▸ ASSIGNMENT: The line containing "The pressure is its mean diagonal, 6.04 GPa." marks the end: restate word for word every line from the first line of the entries below through that one.

════════

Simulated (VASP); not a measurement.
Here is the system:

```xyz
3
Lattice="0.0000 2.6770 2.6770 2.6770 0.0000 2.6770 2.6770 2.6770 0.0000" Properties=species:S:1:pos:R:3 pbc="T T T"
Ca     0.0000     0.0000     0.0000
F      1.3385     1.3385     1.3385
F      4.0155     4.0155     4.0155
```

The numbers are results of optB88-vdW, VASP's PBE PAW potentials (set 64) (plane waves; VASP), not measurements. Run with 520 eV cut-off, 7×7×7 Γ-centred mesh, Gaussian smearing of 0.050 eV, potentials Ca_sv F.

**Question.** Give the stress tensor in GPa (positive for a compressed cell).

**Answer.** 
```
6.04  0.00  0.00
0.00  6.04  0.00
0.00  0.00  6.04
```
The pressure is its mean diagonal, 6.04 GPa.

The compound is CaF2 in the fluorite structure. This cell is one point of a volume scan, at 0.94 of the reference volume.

════════

▸ ANSWER SECTION:
Simulated (VASP); not a measurement.
Here is the system:

```xyz
3
Lattice="0.0000 2.6770 2.6770 2.6770 0.0000 2.6770 2.6770 2.6770 0.0000" Properties=species:S:1:pos:R:3 pbc="T T T"
Ca     0.0000     0.0000     0.0000
F      1.3385     1.3385     1.3385
F      4.0155     4.0155     4.0155
```

The numbers are results of optB88-vdW, VASP's PBE PAW potentials (set 64) (plane waves; VASP), not measurements. Run with 520 eV cut-off, 7×7×7 Γ-centred mesh, Gaussian smearing of 0.050 eV, potentials Ca_sv F.

**Question.** Give the stress tensor in GPa (positive for a compressed cell).

**Answer.** 
```
6.04  0.00  0.00
0.00  6.04  0.00
0.00  0.00  6.04
```
The pressure is its mean diagonal, 6.04 GPa.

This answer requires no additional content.